→ Assignment: Please set down all of the data below verbatim.

────
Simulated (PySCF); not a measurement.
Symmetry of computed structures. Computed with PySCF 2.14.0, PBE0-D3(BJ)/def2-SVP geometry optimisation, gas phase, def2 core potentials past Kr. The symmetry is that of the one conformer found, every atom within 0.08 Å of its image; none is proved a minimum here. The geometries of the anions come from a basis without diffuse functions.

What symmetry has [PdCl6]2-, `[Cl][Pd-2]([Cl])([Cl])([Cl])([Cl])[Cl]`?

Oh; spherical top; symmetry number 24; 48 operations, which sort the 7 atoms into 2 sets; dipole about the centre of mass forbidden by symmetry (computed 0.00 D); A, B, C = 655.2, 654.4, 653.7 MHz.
────

→ Problem solution:
Simulated (PySCF); not a measurement.
Symmetry of computed structures. Computed with PySCF 2.14.0, PBE0-D3(BJ)/def2-SVP geometry optimisation, gas phase, def2 core potentials past Kr. The symmetry is that of the one conformer found, every atom within 0.08 Å of its image; none is proved a minimum here. The geometries of the anions come from a basis without diffuse functions.

What symmetry has [PdCl6]2-, `[Cl][Pd-2]([Cl])([Cl])([Cl])([Cl])[Cl]`?

Oh; spherical top; symmetry number 24; 48 operations, which sort the 7 atoms into 2 sets; dipole about the centre of mass forbidden by symmetry (computed 0.00 D); A, B, C = 655.2, 654.4, 653.7 MHz.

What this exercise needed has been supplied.